▸ **Work task**
Restate the opening lines of the material below word for word, stopping after the line that contains "Measured: gap 1.63".

^^^^

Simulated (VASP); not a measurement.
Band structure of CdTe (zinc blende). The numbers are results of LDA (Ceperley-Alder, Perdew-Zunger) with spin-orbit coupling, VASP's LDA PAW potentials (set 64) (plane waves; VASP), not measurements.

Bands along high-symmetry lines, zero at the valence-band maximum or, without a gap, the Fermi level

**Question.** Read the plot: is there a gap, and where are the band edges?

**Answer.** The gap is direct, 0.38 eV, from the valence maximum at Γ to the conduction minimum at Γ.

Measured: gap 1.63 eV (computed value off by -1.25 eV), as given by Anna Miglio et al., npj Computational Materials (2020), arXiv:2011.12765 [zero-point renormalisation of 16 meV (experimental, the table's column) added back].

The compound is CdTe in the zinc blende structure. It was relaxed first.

^^^^

▸ **Written response**
Simulated (VASP); not a measurement.
Band structure of CdTe (zinc blende). The numbers are results of LDA (Ceperley-Alder, Perdew-Zunger) with spin-orbit coupling, VASP's LDA PAW potentials (set 64) (plane waves; VASP), not measurements.

Bands along high-symmetry lines, zero at the valence-band maximum or, without a gap, the Fermi level

**Question.** Read the plot: is there a gap, and where are the band edges?

**Answer.** The gap is direct, 0.38 eV, from the valence maximum at Γ to the conduction minimum at Γ.

Measured: gap 1.63 eV (computed value off by -1.25 eV), as given by Anna Miglio et al., npj Computational Materials (2020), arXiv:2011.12765 [zero-point renormalisation of 16 meV (experimental, the table's column) added back].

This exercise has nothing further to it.